* [ENTRIES PROVIDED]
┌──

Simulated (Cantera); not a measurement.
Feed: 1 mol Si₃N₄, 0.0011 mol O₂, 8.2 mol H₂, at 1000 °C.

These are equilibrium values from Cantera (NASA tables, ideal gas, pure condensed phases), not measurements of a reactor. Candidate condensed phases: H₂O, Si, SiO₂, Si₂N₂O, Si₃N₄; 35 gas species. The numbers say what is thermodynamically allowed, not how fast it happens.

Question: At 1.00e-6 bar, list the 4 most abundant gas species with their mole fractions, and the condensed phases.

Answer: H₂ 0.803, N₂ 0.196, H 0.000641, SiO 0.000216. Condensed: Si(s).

└──

* [ACTION ITEM] From the records above, copy out the line with "Feed: 1 mol", the line with "Question: At 1.00e-6", and every line between them, word for word.

* [ANSWER SECTION]
Feed: 1 mol Si₃N₄, 0.0011 mol O₂, 8.2 mol H₂, at 1000 °C.

These are equilibrium values from Cantera (NASA tables, ideal gas, pure condensed phases), not measurements of a reactor. Candidate condensed phases: H₂O, Si, SiO₂, Si₂N₂O, Si₃N₄; 35 gas species. The numbers say what is thermodynamically allowed, not how fast it happens.

Question: At 1.00e-6 bar, list the 4 most abundant gas species with their mole fractions, and the condensed phases.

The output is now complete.